◇ ◇ ◇ ◇ ◇ ◇ ◇
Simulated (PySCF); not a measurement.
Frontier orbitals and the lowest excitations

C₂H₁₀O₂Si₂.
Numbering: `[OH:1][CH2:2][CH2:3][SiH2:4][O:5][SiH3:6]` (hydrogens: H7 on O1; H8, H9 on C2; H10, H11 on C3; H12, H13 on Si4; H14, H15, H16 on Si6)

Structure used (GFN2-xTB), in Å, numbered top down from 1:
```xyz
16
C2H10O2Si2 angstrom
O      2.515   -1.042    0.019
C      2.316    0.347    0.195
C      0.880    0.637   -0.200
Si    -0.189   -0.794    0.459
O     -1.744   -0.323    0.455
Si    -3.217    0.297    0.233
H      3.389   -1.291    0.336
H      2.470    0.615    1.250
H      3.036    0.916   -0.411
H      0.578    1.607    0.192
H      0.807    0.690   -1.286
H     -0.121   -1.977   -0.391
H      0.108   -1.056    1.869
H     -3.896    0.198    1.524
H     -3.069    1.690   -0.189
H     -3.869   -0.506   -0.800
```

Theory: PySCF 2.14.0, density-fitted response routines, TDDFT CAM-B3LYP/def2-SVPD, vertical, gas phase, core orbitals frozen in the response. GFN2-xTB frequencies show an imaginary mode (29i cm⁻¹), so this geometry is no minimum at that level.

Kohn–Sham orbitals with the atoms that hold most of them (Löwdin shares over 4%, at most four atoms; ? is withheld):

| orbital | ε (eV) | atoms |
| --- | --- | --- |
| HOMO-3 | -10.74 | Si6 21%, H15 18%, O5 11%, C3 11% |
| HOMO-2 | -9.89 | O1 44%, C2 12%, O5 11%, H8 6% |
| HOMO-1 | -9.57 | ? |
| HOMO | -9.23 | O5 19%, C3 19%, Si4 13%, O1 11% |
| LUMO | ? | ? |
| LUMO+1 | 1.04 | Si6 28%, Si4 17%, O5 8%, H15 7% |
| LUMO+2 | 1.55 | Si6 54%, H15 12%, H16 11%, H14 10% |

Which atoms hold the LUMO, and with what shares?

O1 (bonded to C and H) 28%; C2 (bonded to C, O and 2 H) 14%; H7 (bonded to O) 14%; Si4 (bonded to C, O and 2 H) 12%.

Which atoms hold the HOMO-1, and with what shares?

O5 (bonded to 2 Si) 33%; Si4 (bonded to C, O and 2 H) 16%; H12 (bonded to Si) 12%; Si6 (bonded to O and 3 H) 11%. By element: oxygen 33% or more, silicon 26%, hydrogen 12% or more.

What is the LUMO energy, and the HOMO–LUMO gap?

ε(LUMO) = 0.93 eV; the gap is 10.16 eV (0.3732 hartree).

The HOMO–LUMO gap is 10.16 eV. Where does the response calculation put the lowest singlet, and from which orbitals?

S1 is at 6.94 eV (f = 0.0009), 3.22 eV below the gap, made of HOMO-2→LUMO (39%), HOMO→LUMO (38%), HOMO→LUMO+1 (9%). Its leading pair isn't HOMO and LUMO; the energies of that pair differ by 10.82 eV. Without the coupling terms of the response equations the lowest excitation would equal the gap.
◇ ◇ ◇ ◇ ◇ ◇ ◇

• Activity: In the listing above, locate the line containing "HOMO-1 | -9.57 | ? |" and the line containing "The HOMO–LUMO gap is", then transcribe both and every line between them verbatim.

• Your response:
| HOMO-1 | -9.57 | ? |
| HOMO | -9.23 | O5 19%, C3 19%, Si4 13%, O1 11% |
| LUMO | ? | ? |
| LUMO+1 | 1.04 | Si6 28%, Si4 17%, O5 8%, H15 7% |
| LUMO+2 | 1.55 | Si6 54%, H15 12%, H16 11%, H14 10% |

Which atoms hold the LUMO, and with what shares?

O1 (bonded to C and H) 28%; C2 (bonded to C, O and 2 H) 14%; H7 (bonded to O) 14%; Si4 (bonded to C, O and 2 H) 12%.

Which atoms hold the HOMO-1, and with what shares?

O5 (bonded to 2 Si) 33%; Si4 (bonded to C, O and 2 H) 16%; H12 (bonded to Si) 12%; Si6 (bonded to O and 3 H) 11%. By element: oxygen 33% or more, silicon 26%, hydrogen 12% or more.

What is the LUMO energy, and the HOMO–LUMO gap?

ε(LUMO) = 0.93 eV; the gap is 10.16 eV (0.3732 hartree).

The HOMO–LUMO gap is 10.16 eV. Where does the response calculation put the lowest singlet, and from which orbitals?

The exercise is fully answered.